§ **Task item**
Starting with the opening line of the material, restate every line word for word, and end on the line containing "Answer: Band gap".

§ **Given information**
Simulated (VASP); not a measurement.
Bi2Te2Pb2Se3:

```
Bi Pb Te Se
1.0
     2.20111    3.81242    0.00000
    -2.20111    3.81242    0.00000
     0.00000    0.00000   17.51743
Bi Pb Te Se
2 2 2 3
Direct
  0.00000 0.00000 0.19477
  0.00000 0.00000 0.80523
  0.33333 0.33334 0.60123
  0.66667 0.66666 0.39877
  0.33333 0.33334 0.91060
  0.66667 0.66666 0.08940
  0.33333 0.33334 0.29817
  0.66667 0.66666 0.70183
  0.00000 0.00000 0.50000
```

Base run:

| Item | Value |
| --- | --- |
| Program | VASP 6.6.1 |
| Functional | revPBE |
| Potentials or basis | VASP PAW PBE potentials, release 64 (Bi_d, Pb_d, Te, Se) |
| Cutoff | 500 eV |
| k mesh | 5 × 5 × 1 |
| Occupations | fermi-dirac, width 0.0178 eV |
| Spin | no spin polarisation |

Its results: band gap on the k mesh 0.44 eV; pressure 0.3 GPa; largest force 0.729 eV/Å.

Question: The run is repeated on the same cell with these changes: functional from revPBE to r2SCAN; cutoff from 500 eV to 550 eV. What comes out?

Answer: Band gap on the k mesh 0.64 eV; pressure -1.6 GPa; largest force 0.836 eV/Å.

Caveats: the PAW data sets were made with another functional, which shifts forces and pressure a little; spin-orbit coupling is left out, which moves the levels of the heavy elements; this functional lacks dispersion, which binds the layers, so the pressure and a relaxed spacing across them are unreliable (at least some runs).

§ **Worked solution**
Simulated (VASP); not a measurement.
Bi2Te2Pb2Se3:

```
Bi Pb Te Se
1.0
     2.20111    3.81242    0.00000
    -2.20111    3.81242    0.00000
     0.00000    0.00000   17.51743
Bi Pb Te Se
2 2 2 3
Direct
  0.00000 0.00000 0.19477
  0.00000 0.00000 0.80523
  0.33333 0.33334 0.60123
  0.66667 0.66666 0.39877
  0.33333 0.33334 0.91060
  0.66667 0.66666 0.08940
  0.33333 0.33334 0.29817
  0.66667 0.66666 0.70183
  0.00000 0.00000 0.50000
```

Base run:

| Item | Value |
| --- | --- |
| Program | VASP 6.6.1 |
| Functional | revPBE |
| Potentials or basis | VASP PAW PBE potentials, release 64 (Bi_d, Pb_d, Te, Se) |
| Cutoff | 500 eV |
| k mesh | 5 × 5 × 1 |
| Occupations | fermi-dirac, width 0.0178 eV |
| Spin | no spin polarisation |

Its results: band gap on the k mesh 0.44 eV; pressure 0.3 GPa; largest force 0.729 eV/Å.

Question: The run is repeated on the same cell with these changes: functional from revPBE to r2SCAN; cutoff from 500 eV to 550 eV. What comes out?

Answer: Band gap on the k mesh 0.64 eV; pressure -1.6 GPa; largest force 0.836 eV/Å.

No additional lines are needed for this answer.